REQUIREMENT =>
The records should be restated exactly from their first line through the line with "Ansatz 0.2.0 |" in it.

[[ PROVIDED RECORDS open ]]

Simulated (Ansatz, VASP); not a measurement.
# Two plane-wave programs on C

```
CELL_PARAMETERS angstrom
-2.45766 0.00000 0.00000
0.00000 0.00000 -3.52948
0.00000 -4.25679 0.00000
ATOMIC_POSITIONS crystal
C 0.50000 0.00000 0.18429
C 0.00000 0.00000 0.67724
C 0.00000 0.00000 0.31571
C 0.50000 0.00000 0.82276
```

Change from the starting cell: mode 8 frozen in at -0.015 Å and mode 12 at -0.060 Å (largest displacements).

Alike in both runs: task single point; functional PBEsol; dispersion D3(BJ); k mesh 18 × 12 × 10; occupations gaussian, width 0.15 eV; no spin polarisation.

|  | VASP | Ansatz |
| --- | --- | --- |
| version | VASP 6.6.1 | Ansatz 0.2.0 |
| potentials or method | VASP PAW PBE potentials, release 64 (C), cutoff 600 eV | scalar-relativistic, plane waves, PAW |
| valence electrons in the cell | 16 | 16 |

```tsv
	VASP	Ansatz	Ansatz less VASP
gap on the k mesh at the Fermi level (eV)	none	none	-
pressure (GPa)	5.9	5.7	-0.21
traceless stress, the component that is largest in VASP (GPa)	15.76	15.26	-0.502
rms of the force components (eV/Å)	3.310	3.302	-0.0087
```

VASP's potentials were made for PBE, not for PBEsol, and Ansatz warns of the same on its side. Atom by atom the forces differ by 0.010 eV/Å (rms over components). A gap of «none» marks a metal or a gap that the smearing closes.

[[ PROVIDED RECORDS closed ]]

SOLUTION =>
Simulated (Ansatz, VASP); not a measurement.
# Two plane-wave programs on C

```
CELL_PARAMETERS angstrom
-2.45766 0.00000 0.00000
0.00000 0.00000 -3.52948
0.00000 -4.25679 0.00000
ATOMIC_POSITIONS crystal
C 0.50000 0.00000 0.18429
C 0.00000 0.00000 0.67724
C 0.00000 0.00000 0.31571
C 0.50000 0.00000 0.82276
```

Change from the starting cell: mode 8 frozen in at -0.015 Å and mode 12 at -0.060 Å (largest displacements).

Alike in both runs: task single point; functional PBEsol; dispersion D3(BJ); k mesh 18 × 12 × 10; occupations gaussian, width 0.15 eV; no spin polarisation.

|  | VASP | Ansatz |
| --- | --- | --- |
| version | VASP 6.6.1 | Ansatz 0.2.0 |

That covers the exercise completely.